########

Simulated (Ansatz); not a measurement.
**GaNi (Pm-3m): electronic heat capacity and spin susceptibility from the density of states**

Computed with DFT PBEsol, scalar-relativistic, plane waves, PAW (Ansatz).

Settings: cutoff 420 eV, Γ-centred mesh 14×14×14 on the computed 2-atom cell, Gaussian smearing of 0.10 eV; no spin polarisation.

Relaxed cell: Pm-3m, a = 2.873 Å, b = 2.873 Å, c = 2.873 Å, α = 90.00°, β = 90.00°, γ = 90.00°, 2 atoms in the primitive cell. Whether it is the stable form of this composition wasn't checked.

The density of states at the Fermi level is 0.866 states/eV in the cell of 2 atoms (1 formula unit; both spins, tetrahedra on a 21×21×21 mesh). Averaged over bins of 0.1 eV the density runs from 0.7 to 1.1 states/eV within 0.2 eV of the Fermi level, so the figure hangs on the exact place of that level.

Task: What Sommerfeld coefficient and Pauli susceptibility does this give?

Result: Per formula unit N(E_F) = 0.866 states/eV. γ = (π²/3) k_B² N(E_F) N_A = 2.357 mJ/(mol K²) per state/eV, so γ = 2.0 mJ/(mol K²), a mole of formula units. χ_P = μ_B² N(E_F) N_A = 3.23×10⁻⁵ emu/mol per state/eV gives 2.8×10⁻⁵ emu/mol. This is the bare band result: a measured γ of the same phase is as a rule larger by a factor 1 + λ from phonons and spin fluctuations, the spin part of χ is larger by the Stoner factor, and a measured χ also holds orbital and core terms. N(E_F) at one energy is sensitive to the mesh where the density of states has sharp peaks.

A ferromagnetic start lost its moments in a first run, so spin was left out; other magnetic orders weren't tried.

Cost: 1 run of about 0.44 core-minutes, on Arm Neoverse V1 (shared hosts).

########

WORK TASK: Starting at the first line of the listing, retype every line up to and including the one with "Task: What Sommerfeld".

RESPONSE AREA:
Simulated (Ansatz); not a measurement.
**GaNi (Pm-3m): electronic heat capacity and spin susceptibility from the density of states**

Computed with DFT PBEsol, scalar-relativistic, plane waves, PAW (Ansatz).

Settings: cutoff 420 eV, Γ-centred mesh 14×14×14 on the computed 2-atom cell, Gaussian smearing of 0.10 eV; no spin polarisation.

Relaxed cell: Pm-3m, a = 2.873 Å, b = 2.873 Å, c = 2.873 Å, α = 90.00°, β = 90.00°, γ = 90.00°, 2 atoms in the primitive cell. Whether it is the stable form of this composition wasn't checked.

The density of states at the Fermi level is 0.866 states/eV in the cell of 2 atoms (1 formula unit; both spins, tetrahedra on a 21×21×21 mesh). Averaged over bins of 0.1 eV the density runs from 0.7 to 1.1 states/eV within 0.2 eV of the Fermi level, so the figure hangs on the exact place of that level.

Task: What Sommerfeld coefficient and Pauli susceptibility does this give?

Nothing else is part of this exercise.